• [DATA SHOWN]
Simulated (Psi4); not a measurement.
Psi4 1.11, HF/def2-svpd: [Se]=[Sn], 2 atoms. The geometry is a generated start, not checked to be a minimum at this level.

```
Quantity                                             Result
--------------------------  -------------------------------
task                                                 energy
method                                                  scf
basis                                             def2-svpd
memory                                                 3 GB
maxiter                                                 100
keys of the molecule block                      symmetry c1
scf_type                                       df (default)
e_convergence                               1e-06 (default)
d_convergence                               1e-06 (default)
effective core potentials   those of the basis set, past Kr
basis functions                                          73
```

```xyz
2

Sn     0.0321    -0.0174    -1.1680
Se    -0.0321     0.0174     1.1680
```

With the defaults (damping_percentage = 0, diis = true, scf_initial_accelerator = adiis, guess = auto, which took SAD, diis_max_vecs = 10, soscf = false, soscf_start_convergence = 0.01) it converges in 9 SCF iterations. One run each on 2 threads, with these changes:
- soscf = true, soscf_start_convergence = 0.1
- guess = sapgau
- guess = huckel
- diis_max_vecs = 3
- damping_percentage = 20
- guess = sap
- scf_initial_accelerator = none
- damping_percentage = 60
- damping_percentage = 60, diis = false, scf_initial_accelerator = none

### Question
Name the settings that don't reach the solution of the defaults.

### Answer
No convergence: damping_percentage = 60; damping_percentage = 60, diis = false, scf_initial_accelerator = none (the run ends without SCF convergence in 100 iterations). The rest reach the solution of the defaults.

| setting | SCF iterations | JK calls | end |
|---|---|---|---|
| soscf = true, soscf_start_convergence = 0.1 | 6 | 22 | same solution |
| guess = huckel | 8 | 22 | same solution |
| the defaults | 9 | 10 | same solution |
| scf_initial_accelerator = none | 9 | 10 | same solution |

• [ACTIVITY] Each line of the material above must be retyped exactly as written.

• [EXERCISE SOLUTION]
Simulated (Psi4); not a measurement.
Psi4 1.11, HF/def2-svpd: [Se]=[Sn], 2 atoms. The geometry is a generated start, not checked to be a minimum at this level.

```
Quantity                                             Result
--------------------------  -------------------------------
task                                                 energy
method                                                  scf
basis                                             def2-svpd
memory                                                 3 GB
maxiter                                                 100
keys of the molecule block                      symmetry c1
scf_type                                       df (default)
e_convergence                               1e-06 (default)
d_convergence                               1e-06 (default)
effective core potentials   those of the basis set, past Kr
basis functions                                          73
```

```xyz
2

Sn     0.0321    -0.0174    -1.1680
Se    -0.0321     0.0174     1.1680
```

With the defaults (damping_percentage = 0, diis = true, scf_initial_accelerator = adiis, guess = auto, which took SAD, diis_max_vecs = 10, soscf = false, soscf_start_convergence = 0.01) it converges in 9 SCF iterations. One run each on 2 threads, with these changes:
- soscf = true, soscf_start_convergence = 0.1
- guess = sapgau
- guess = huckel
- diis_max_vecs = 3
- damping_percentage = 20
- guess = sap
- scf_initial_accelerator = none
- damping_percentage = 60
- damping_percentage = 60, diis = false, scf_initial_accelerator = none

### Question
Name the settings that don't reach the solution of the defaults.

### Answer
No convergence: damping_percentage = 60; damping_percentage = 60, diis = false, scf_initial_accelerator = none (the run ends without SCF convergence in 100 iterations). The rest reach the solution of the defaults.

| setting | SCF iterations | JK calls | end |
|---|---|---|---|
| soscf = true, soscf_start_convergence = 0.1 | 6 | 22 | same solution |
| guess = huckel | 8 | 22 | same solution |
| the defaults | 9 | 10 | same solution |
| scf_initial_accelerator = none | 9 | 10 | same solution |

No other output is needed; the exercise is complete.